SOURCE DATA
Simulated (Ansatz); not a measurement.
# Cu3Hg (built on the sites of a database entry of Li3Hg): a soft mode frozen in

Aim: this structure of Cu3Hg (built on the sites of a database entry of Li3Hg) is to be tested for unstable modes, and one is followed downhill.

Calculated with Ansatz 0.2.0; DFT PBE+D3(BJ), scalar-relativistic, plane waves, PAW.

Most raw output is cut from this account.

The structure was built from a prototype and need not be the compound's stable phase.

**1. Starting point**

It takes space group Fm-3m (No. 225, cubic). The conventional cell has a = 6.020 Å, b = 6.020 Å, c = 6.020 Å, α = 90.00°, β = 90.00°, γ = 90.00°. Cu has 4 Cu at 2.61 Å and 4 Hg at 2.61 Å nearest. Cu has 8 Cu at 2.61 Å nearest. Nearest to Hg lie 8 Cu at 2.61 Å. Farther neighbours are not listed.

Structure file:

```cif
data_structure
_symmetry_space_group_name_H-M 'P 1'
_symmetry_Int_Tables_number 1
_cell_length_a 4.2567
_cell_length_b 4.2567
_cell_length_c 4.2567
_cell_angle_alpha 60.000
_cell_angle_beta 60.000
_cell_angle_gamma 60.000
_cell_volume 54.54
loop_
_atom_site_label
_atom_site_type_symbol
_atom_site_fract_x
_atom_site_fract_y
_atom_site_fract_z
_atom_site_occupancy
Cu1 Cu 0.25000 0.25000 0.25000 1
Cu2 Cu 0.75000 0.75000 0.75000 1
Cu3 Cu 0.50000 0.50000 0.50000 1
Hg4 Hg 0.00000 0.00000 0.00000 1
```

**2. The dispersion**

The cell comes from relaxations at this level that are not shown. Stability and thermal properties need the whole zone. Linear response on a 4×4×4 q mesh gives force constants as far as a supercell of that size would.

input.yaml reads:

REQUIRED ACTION
Please copy exactly the lines from the first line of the records above through the line containing "Aim: this structure", including both, and nothing more.

TASK SOLUTION
Simulated (Ansatz); not a measurement.
# Cu3Hg (built on the sites of a database entry of Li3Hg): a soft mode frozen in

Aim: this structure of Cu3Hg (built on the sites of a database entry of Li3Hg) is to be tested for unstable modes, and one is followed downhill.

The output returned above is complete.